Activity
Every line between the top of the data below and the line with "of this run.", both ends included, must be retyped exactly.

○ ○ ○ ○ ○

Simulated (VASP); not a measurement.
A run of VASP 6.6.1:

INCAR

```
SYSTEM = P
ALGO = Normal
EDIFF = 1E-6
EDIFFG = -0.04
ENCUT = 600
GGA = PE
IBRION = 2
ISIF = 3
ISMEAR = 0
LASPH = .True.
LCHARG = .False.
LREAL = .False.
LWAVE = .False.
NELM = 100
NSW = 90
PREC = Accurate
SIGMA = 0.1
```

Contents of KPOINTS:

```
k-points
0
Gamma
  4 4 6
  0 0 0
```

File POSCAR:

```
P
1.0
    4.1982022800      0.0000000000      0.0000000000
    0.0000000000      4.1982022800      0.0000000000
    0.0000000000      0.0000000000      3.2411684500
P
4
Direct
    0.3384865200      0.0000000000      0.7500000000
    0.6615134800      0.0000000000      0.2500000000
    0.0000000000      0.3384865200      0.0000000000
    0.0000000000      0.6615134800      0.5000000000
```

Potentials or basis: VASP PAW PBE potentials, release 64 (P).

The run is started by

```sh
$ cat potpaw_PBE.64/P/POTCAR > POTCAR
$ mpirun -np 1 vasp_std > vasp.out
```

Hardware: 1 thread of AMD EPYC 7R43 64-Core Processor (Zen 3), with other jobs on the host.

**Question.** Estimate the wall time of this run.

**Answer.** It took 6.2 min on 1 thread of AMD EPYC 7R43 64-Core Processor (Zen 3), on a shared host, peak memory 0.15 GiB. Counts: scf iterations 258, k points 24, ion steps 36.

○ ○ ○ ○ ○

Task response
Simulated (VASP); not a measurement.
A run of VASP 6.6.1:

INCAR

```
SYSTEM = P
ALGO = Normal
EDIFF = 1E-6
EDIFFG = -0.04
ENCUT = 600
GGA = PE
IBRION = 2
ISIF = 3
ISMEAR = 0
LASPH = .True.
LCHARG = .False.
LREAL = .False.
LWAVE = .False.
NELM = 100
NSW = 90
PREC = Accurate
SIGMA = 0.1
```

Contents of KPOINTS:

```
k-points
0
Gamma
  4 4 6
  0 0 0
```

File POSCAR:

```
P
1.0
    4.1982022800      0.0000000000      0.0000000000
    0.0000000000      4.1982022800      0.0000000000
    0.0000000000      0.0000000000      3.2411684500
P
4
Direct
    0.3384865200      0.0000000000      0.7500000000
    0.6615134800      0.0000000000      0.2500000000
    0.0000000000      0.3384865200      0.0000000000
    0.0000000000      0.6615134800      0.5000000000
```

Potentials or basis: VASP PAW PBE potentials, release 64 (P).

The run is started by

```sh
$ cat potpaw_PBE.64/P/POTCAR > POTCAR
$ mpirun -np 1 vasp_std > vasp.out
```

Hardware: 1 thread of AMD EPYC 7R43 64-Core Processor (Zen 3), with other jobs on the host.

**Question.** Estimate the wall time of this run.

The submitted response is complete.